#### [Recorded information]
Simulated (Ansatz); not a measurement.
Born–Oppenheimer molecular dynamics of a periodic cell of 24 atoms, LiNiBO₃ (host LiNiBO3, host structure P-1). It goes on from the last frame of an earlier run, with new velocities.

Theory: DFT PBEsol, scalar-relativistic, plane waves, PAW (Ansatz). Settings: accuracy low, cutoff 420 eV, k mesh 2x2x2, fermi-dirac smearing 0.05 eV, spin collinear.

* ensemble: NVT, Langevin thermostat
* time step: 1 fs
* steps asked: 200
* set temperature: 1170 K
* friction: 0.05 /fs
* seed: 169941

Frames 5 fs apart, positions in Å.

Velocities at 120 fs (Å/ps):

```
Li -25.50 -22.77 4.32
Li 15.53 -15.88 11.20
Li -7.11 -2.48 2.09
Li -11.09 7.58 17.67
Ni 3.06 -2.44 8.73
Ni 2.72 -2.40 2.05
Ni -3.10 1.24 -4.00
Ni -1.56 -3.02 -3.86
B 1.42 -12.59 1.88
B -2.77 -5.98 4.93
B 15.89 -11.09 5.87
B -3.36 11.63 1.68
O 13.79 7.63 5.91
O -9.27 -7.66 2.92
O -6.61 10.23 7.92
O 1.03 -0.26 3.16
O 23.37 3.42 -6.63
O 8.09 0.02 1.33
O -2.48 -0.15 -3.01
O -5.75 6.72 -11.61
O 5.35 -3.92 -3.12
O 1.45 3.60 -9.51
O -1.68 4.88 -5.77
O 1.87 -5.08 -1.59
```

#### [Work order]
Exactly as they appear above, output the lines of the data from the first through the one that contains "NVT, Langevin thermostat", and only those lines.

#### [Written reply]
Simulated (Ansatz); not a measurement.
Born–Oppenheimer molecular dynamics of a periodic cell of 24 atoms, LiNiBO₃ (host LiNiBO3, host structure P-1). It goes on from the last frame of an earlier run, with new velocities.

Theory: DFT PBEsol, scalar-relativistic, plane waves, PAW (Ansatz). Settings: accuracy low, cutoff 420 eV, k mesh 2x2x2, fermi-dirac smearing 0.05 eV, spin collinear.

* ensemble: NVT, Langevin thermostat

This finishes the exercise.